DATA SUPPLIED:
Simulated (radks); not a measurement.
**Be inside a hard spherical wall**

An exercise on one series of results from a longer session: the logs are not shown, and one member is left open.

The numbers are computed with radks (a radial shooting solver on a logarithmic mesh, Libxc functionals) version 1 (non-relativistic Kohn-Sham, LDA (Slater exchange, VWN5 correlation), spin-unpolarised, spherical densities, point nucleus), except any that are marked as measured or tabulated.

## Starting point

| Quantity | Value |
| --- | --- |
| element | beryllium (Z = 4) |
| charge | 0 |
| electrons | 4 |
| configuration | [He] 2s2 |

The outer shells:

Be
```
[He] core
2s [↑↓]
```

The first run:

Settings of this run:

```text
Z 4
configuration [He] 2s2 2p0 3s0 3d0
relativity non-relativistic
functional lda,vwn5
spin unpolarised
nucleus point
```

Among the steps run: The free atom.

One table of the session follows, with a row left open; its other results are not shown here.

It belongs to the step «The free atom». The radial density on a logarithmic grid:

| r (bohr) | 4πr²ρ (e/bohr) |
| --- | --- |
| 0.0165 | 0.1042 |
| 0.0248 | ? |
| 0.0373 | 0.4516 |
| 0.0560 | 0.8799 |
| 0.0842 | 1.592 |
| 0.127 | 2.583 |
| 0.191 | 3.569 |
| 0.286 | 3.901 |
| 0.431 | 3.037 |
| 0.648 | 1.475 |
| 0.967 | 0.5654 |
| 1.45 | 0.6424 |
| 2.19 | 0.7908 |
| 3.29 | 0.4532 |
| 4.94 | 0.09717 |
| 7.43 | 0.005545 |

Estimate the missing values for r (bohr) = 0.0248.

WORK ITEM:
Transcribe exactly, and only, the lines from the opening line of the records through the line containing "An exercise on".

RESULT:
Simulated (radks); not a measurement.
**Be inside a hard spherical wall**

An exercise on one series of results from a longer session: the logs are not shown, and one member is left open.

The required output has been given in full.